PROVIDED INFORMATION:
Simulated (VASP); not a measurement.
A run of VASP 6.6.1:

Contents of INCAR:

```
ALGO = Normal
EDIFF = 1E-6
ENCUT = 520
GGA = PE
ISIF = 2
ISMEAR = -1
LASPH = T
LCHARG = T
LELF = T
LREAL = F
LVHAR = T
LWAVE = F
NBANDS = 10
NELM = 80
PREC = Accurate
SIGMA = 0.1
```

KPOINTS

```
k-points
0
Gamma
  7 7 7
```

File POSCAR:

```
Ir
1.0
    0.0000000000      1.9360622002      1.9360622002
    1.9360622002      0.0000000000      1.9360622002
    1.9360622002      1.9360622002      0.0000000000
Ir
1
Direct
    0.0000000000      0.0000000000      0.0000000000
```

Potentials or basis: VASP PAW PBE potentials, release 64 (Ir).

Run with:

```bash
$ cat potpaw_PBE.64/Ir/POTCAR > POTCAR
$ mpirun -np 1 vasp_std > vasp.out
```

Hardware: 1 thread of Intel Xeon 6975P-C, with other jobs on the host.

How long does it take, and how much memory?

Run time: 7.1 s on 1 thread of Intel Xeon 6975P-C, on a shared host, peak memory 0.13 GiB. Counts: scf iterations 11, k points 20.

REQUIREMENT: Every record in the listing above is to be copied exactly.

TASK RESULT:
Simulated (VASP); not a measurement.
A run of VASP 6.6.1:

Contents of INCAR:

```
ALGO = Normal
EDIFF = 1E-6
ENCUT = 520
GGA = PE
ISIF = 2
ISMEAR = -1
LASPH = T
LCHARG = T
LELF = T
LREAL = F
LVHAR = T
LWAVE = F
NBANDS = 10
NELM = 80
PREC = Accurate
SIGMA = 0.1
```

KPOINTS

```
k-points
0
Gamma
  7 7 7
```

File POSCAR:

```
Ir
1.0
    0.0000000000      1.9360622002      1.9360622002
    1.9360622002      0.0000000000      1.9360622002
    1.9360622002      1.9360622002      0.0000000000
Ir
1
Direct
    0.0000000000      0.0000000000      0.0000000000
```

Potentials or basis: VASP PAW PBE potentials, release 64 (Ir).

Run with:

```bash
$ cat potpaw_PBE.64/Ir/POTCAR > POTCAR
$ mpirun -np 1 vasp_std > vasp.out
```

Hardware: 1 thread of Intel Xeon 6975P-C, with other jobs on the host.

How long does it take, and how much memory?

Run time: 7.1 s on 1 thread of Intel Xeon 6975P-C, on a shared host, peak memory 0.13 GiB. Counts: scf iterations 11, k points 20.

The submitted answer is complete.